AVAILABLE DATA -
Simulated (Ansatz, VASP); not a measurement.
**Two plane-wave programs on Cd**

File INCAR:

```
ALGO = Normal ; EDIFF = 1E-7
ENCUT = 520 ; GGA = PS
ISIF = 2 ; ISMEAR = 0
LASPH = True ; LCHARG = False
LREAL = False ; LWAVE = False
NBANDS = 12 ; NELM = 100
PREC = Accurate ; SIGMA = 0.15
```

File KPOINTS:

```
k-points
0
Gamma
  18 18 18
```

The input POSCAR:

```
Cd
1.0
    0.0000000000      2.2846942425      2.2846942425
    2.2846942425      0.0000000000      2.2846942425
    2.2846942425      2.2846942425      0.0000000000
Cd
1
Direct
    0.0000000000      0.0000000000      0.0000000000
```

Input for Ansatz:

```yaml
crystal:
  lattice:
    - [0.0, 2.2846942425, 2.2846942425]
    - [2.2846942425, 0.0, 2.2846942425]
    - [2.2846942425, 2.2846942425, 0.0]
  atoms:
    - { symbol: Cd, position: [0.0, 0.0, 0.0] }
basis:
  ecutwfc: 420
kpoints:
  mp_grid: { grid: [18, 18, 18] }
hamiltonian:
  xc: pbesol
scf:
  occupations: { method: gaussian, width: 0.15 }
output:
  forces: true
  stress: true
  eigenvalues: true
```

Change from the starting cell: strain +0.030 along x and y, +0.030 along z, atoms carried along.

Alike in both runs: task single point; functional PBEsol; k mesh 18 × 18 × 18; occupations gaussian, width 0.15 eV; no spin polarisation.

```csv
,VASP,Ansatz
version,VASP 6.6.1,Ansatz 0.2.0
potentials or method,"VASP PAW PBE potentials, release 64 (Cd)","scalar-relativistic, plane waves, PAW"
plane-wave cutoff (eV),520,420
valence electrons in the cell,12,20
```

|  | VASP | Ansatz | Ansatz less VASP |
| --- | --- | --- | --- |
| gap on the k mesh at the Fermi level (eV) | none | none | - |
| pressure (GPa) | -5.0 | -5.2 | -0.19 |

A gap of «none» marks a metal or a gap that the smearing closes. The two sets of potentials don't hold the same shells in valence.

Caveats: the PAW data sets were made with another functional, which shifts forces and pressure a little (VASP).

REQUIRED ACTION - Output the material above exactly, but only from the line that carries "less VASP |" through the line that carries "shells in valence.".

EXPECTED ANSWER -
|  | VASP | Ansatz | Ansatz less VASP |
| --- | --- | --- | --- |
| gap on the k mesh at the Fermi level (eV) | none | none | - |
| pressure (GPa) | -5.0 | -5.2 | -0.19 |

A gap of «none» marks a metal or a gap that the smearing closes. The two sets of potentials don't hold the same shells in valence.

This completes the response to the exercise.